### WORK ITEM
Lines after the one containing "Estimate the wall time of this run." are to be omitted; print exactly each line from the start of the records up to and including it.

_____

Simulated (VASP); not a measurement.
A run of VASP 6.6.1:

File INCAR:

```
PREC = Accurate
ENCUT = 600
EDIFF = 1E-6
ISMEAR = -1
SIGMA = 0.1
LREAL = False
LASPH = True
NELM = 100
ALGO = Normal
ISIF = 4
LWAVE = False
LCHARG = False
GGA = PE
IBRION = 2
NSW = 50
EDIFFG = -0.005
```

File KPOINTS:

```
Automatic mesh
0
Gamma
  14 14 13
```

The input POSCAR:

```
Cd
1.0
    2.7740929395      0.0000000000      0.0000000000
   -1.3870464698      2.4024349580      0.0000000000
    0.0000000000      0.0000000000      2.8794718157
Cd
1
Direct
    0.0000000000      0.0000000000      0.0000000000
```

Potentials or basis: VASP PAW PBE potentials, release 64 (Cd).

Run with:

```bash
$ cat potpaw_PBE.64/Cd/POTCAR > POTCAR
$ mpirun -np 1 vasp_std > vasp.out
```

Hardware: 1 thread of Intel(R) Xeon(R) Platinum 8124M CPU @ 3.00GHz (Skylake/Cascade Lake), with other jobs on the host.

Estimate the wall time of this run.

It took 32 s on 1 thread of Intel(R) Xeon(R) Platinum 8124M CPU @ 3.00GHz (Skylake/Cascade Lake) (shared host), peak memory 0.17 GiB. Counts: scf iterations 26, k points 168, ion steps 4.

_____

### RESPONSE BOX
Simulated (VASP); not a measurement.
A run of VASP 6.6.1:

File INCAR:

```
PREC = Accurate
ENCUT = 600
EDIFF = 1E-6
ISMEAR = -1
SIGMA = 0.1
LREAL = False
LASPH = True
NELM = 100
ALGO = Normal
ISIF = 4
LWAVE = False
LCHARG = False
GGA = PE
IBRION = 2
NSW = 50
EDIFFG = -0.005
```

File KPOINTS:

```
Automatic mesh
0
Gamma
  14 14 13
```

The input POSCAR:

```
Cd
1.0
    2.7740929395      0.0000000000      0.0000000000
   -1.3870464698      2.4024349580      0.0000000000
    0.0000000000      0.0000000000      2.8794718157
Cd
1
Direct
    0.0000000000      0.0000000000      0.0000000000
```

Potentials or basis: VASP PAW PBE potentials, release 64 (Cd).

Run with:

```bash
$ cat potpaw_PBE.64/Cd/POTCAR > POTCAR
$ mpirun -np 1 vasp_std > vasp.out
```

Hardware: 1 thread of Intel(R) Xeon(R) Platinum 8124M CPU @ 3.00GHz (Skylake/Cascade Lake), with other jobs on the host.

Estimate the wall time of this run.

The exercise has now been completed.